▸ Information provided
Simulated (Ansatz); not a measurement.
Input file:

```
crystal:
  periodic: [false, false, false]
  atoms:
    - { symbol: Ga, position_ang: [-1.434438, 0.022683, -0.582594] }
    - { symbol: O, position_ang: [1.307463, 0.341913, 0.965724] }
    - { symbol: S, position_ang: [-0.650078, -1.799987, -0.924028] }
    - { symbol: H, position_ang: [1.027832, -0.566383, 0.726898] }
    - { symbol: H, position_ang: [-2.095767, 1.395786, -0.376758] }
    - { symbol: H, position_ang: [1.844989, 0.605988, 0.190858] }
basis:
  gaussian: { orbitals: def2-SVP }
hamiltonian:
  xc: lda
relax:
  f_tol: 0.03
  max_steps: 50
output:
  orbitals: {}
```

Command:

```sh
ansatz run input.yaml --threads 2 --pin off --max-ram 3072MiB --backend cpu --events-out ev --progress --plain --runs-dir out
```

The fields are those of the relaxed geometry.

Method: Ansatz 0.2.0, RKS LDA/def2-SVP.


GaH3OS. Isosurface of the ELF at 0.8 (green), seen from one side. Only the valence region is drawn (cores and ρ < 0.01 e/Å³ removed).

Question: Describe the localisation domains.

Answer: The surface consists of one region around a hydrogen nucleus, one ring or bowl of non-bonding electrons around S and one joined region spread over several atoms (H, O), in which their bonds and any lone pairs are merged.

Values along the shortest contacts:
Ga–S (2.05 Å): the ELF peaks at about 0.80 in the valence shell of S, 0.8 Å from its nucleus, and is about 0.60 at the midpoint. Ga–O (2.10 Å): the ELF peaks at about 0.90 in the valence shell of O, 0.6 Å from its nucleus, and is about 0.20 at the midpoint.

▸ Activity
Leave out every line after the one with "Question: Describe the localisation domains.". Reproduce the material above exactly from its first line through that line.

▸ Written reply
Simulated (Ansatz); not a measurement.
Input file:

```
crystal:
  periodic: [false, false, false]
  atoms:
    - { symbol: Ga, position_ang: [-1.434438, 0.022683, -0.582594] }
    - { symbol: O, position_ang: [1.307463, 0.341913, 0.965724] }
    - { symbol: S, position_ang: [-0.650078, -1.799987, -0.924028] }
    - { symbol: H, position_ang: [1.027832, -0.566383, 0.726898] }
    - { symbol: H, position_ang: [-2.095767, 1.395786, -0.376758] }
    - { symbol: H, position_ang: [1.844989, 0.605988, 0.190858] }
basis:
  gaussian: { orbitals: def2-SVP }
hamiltonian:
  xc: lda
relax:
  f_tol: 0.03
  max_steps: 50
output:
  orbitals: {}
```

Command:

```sh
ansatz run input.yaml --threads 2 --pin off --max-ram 3072MiB --backend cpu --events-out ev --progress --plain --runs-dir out
```

The fields are those of the relaxed geometry.

Method: Ansatz 0.2.0, RKS LDA/def2-SVP.


GaH3OS. Isosurface of the ELF at 0.8 (green), seen from one side. Only the valence region is drawn (cores and ρ < 0.01 e/Å³ removed).

Question: Describe the localisation domains.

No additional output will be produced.